** Opening PROVIDED MATERIAL block **

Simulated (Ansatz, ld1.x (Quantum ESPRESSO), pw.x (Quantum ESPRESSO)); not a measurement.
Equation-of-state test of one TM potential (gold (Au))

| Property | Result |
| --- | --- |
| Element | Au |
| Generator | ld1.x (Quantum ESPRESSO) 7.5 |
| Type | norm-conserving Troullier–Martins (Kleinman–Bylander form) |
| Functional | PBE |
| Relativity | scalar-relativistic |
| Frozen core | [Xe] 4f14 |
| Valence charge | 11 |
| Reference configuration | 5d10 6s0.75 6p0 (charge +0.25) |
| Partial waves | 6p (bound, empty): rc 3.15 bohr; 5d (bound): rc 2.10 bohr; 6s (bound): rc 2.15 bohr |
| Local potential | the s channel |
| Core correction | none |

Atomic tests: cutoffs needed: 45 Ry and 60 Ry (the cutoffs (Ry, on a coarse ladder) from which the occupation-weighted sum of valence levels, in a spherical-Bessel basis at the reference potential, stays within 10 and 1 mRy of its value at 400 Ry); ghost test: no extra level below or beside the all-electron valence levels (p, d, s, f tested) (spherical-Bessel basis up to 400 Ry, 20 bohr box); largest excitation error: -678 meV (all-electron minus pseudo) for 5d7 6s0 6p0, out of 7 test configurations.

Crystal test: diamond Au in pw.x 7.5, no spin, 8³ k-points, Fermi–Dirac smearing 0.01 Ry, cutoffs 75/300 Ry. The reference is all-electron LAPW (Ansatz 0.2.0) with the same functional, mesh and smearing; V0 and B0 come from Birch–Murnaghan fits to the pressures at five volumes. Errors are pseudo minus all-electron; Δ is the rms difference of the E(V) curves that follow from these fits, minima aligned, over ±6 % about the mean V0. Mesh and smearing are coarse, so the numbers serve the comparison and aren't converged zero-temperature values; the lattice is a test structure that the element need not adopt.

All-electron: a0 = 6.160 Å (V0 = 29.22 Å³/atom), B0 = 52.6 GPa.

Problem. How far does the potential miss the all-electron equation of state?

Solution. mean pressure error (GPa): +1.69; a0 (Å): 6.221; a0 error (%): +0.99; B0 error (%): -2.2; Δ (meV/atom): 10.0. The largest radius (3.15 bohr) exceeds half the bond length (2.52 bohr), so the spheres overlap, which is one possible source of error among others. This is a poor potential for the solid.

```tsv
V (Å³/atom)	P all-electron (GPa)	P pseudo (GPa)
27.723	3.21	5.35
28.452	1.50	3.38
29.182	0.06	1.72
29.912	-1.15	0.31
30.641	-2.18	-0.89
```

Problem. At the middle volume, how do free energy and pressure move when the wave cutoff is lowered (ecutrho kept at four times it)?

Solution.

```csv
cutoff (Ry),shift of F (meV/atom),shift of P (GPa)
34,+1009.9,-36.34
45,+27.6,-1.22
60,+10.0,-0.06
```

** Closing PROVIDED MATERIAL block **

WORK ORDER
Exactly as written, please transcribe the lines from the start of the records above to the line that holds "2.15 bohr |", both ends included.

ANSWER AREA
Simulated (Ansatz, ld1.x (Quantum ESPRESSO), pw.x (Quantum ESPRESSO)); not a measurement.
Equation-of-state test of one TM potential (gold (Au))

| Property | Result |
| --- | --- |
| Element | Au |
| Generator | ld1.x (Quantum ESPRESSO) 7.5 |
| Type | norm-conserving Troullier–Martins (Kleinman–Bylander form) |
| Functional | PBE |
| Relativity | scalar-relativistic |
| Frozen core | [Xe] 4f14 |
| Valence charge | 11 |
| Reference configuration | 5d10 6s0.75 6p0 (charge +0.25) |
| Partial waves | 6p (bound, empty): rc 3.15 bohr; 5d (bound): rc 2.10 bohr; 6s (bound): rc 2.15 bohr |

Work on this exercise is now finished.